WORK ORDER:
For this exercise, repeat the listing below from its first line through the line containing "Atoms: Ca1, O2, H3. Bonds: Ca1-O2, O2-H3.", exactly as written.

EXCERPTED DATA:
_ _ _ _ _
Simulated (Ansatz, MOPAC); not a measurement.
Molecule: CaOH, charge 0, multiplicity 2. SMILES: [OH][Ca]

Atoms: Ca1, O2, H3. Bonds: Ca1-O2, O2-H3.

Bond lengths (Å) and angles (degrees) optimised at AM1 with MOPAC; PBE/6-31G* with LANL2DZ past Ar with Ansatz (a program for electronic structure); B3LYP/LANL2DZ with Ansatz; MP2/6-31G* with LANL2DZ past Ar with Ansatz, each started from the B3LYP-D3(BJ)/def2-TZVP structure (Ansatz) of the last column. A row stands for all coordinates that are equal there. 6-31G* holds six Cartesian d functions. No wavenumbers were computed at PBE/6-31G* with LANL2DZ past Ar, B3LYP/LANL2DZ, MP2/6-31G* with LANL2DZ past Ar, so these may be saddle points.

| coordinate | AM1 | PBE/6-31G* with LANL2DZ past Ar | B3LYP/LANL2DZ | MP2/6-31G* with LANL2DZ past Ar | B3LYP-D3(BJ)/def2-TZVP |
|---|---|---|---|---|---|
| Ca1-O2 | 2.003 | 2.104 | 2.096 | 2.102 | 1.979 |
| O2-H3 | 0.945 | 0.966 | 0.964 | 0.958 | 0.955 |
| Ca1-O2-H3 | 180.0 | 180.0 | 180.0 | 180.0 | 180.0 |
_ _ _ _ _

ANSWER AREA:
Simulated (Ansatz, MOPAC); not a measurement.
Molecule: CaOH, charge 0, multiplicity 2. SMILES: [OH][Ca]

Atoms: Ca1, O2, H3. Bonds: Ca1-O2, O2-H3.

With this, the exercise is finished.